** Opening Data for review block **
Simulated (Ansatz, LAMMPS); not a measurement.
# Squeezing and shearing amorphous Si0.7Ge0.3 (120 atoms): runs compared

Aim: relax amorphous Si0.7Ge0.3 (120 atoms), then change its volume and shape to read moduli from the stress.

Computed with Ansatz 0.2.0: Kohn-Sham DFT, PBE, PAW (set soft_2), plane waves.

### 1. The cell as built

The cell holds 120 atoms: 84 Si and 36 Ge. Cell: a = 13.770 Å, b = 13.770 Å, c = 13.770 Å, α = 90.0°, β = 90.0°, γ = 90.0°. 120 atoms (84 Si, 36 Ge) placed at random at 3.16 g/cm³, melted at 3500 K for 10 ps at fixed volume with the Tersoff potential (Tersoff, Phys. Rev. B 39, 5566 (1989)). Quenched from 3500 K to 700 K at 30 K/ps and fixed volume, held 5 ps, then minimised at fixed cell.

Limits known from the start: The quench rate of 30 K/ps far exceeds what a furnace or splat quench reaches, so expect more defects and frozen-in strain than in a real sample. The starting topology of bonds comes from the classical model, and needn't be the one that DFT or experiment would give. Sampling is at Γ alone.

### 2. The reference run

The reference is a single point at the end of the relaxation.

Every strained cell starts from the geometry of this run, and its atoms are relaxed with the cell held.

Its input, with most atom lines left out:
** Closing Data for review block **

* [Work order]:
All of the lines above need to be given again exactly.

* [Solution]:
Simulated (Ansatz, LAMMPS); not a measurement.
# Squeezing and shearing amorphous Si0.7Ge0.3 (120 atoms): runs compared

Aim: relax amorphous Si0.7Ge0.3 (120 atoms), then change its volume and shape to read moduli from the stress.

Computed with Ansatz 0.2.0: Kohn-Sham DFT, PBE, PAW (set soft_2), plane waves.

### 1. The cell as built

The cell holds 120 atoms: 84 Si and 36 Ge. Cell: a = 13.770 Å, b = 13.770 Å, c = 13.770 Å, α = 90.0°, β = 90.0°, γ = 90.0°. 120 atoms (84 Si, 36 Ge) placed at random at 3.16 g/cm³, melted at 3500 K for 10 ps at fixed volume with the Tersoff potential (Tersoff, Phys. Rev. B 39, 5566 (1989)). Quenched from 3500 K to 700 K at 30 K/ps and fixed volume, held 5 ps, then minimised at fixed cell.

Limits known from the start: The quench rate of 30 K/ps far exceeds what a furnace or splat quench reaches, so expect more defects and frozen-in strain than in a real sample. The starting topology of bonds comes from the classical model, and needn't be the one that DFT or experiment would give. Sampling is at Γ alone.

### 2. The reference run

The reference is a single point at the end of the relaxation.

Every strained cell starts from the geometry of this run, and its atoms are relaxed with the cell held.

Its input, with most atom lines left out:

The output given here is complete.